> [The data]
|---|
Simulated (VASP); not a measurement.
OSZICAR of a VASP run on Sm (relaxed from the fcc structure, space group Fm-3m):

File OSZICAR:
|---|

> [Action item] Set out every record in full, exactly as given.

> [Solution]
Simulated (VASP); not a measurement.
OSZICAR of a VASP run on Sm (relaxed from the fcc structure, space group Fm-3m):

File OSZICAR:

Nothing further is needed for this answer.